WORK INSTRUCTION. Lines after the one containing "Q: Summarise the run." are to be omitted; print exactly each line from the start of the records up to and including it.

- Opening Delimiter -

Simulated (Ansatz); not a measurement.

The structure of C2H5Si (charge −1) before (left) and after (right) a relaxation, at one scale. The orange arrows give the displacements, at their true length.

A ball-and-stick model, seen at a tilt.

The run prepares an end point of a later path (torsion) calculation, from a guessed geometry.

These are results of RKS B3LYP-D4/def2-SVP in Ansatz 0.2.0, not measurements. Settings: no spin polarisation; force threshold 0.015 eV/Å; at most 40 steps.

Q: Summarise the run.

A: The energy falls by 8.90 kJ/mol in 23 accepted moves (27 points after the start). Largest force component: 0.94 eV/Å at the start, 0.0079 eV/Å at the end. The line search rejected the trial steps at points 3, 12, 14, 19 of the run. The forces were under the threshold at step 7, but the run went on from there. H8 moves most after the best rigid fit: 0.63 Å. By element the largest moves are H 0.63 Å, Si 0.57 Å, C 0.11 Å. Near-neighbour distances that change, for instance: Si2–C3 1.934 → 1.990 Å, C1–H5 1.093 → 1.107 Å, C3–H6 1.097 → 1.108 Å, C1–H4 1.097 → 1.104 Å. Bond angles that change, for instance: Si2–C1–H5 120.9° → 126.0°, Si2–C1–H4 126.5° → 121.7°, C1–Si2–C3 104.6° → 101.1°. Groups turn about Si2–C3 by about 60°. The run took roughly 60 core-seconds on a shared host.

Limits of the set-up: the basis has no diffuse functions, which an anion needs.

- Closing Delimiter -

WRITTEN RESPONSE.
Simulated (Ansatz); not a measurement.

The structure of C2H5Si (charge −1) before (left) and after (right) a relaxation, at one scale. The orange arrows give the displacements, at their true length.

A ball-and-stick model, seen at a tilt.

The run prepares an end point of a later path (torsion) calculation, from a guessed geometry.

These are results of RKS B3LYP-D4/def2-SVP in Ansatz 0.2.0, not measurements. Settings: no spin polarisation; force threshold 0.015 eV/Å; at most 40 steps.

Q: Summarise the run.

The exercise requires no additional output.